> Requirement:
In the listing below, print exactly the lines from the first through the one that contains "Measured: gap 0.36".

# # # # # # #

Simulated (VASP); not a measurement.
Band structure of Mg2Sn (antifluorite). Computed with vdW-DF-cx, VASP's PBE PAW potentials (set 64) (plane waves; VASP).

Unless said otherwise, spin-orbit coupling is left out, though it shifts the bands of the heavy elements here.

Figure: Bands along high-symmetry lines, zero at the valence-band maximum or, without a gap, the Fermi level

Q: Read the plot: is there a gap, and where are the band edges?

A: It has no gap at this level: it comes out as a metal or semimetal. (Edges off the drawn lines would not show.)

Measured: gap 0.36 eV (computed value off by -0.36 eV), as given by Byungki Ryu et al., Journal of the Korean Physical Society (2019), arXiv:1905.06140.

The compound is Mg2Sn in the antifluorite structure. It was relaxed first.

# # # # # # #

> Written response:
Simulated (VASP); not a measurement.
Band structure of Mg2Sn (antifluorite). Computed with vdW-DF-cx, VASP's PBE PAW potentials (set 64) (plane waves; VASP).

Unless said otherwise, spin-orbit coupling is left out, though it shifts the bands of the heavy elements here.

Figure: Bands along high-symmetry lines, zero at the valence-band maximum or, without a gap, the Fermi level

Q: Read the plot: is there a gap, and where are the band edges?

A: It has no gap at this level: it comes out as a metal or semimetal. (Edges off the drawn lines would not show.)

Measured: gap 0.36 eV (computed value off by -0.36 eV), as given by Byungki Ryu et al., Journal of the Korean Physical Society (2019), arXiv:1905.06140.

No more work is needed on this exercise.